**Brief:** Make a verbatim copy of all the records.

━━━ Data under study
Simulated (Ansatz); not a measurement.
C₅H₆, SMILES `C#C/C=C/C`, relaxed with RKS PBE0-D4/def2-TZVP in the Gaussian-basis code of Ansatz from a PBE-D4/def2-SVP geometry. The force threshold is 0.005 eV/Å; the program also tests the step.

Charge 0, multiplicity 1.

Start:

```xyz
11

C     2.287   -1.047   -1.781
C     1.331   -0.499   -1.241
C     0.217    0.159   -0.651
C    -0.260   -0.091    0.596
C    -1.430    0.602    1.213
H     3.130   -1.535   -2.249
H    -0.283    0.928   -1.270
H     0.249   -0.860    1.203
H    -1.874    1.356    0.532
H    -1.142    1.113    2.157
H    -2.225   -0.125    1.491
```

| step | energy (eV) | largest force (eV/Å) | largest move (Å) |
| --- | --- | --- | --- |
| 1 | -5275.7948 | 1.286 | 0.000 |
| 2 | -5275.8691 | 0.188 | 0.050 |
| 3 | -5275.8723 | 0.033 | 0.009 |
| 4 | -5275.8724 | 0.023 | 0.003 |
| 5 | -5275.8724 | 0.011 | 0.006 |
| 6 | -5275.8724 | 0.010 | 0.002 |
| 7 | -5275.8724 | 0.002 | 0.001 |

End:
━━━━━━

**Answer section:**
Simulated (Ansatz); not a measurement.
C₅H₆, SMILES `C#C/C=C/C`, relaxed with RKS PBE0-D4/def2-TZVP in the Gaussian-basis code of Ansatz from a PBE-D4/def2-SVP geometry. The force threshold is 0.005 eV/Å; the program also tests the step.

Charge 0, multiplicity 1.

Start:

```xyz
11

C     2.287   -1.047   -1.781
C     1.331   -0.499   -1.241
C     0.217    0.159   -0.651
C    -0.260   -0.091    0.596
C    -1.430    0.602    1.213
H     3.130   -1.535   -2.249
H    -0.283    0.928   -1.270
H     0.249   -0.860    1.203
H    -1.874    1.356    0.532
H    -1.142    1.113    2.157
H    -2.225   -0.125    1.491
```

| step | energy (eV) | largest force (eV/Å) | largest move (Å) |
| --- | --- | --- | --- |
| 1 | -5275.7948 | 1.286 | 0.000 |
| 2 | -5275.8691 | 0.188 | 0.050 |
| 3 | -5275.8723 | 0.033 | 0.009 |
| 4 | -5275.8724 | 0.023 | 0.003 |
| 5 | -5275.8724 | 0.011 | 0.006 |
| 6 | -5275.8724 | 0.010 | 0.002 |
| 7 | -5275.8724 | 0.002 | 0.001 |

End:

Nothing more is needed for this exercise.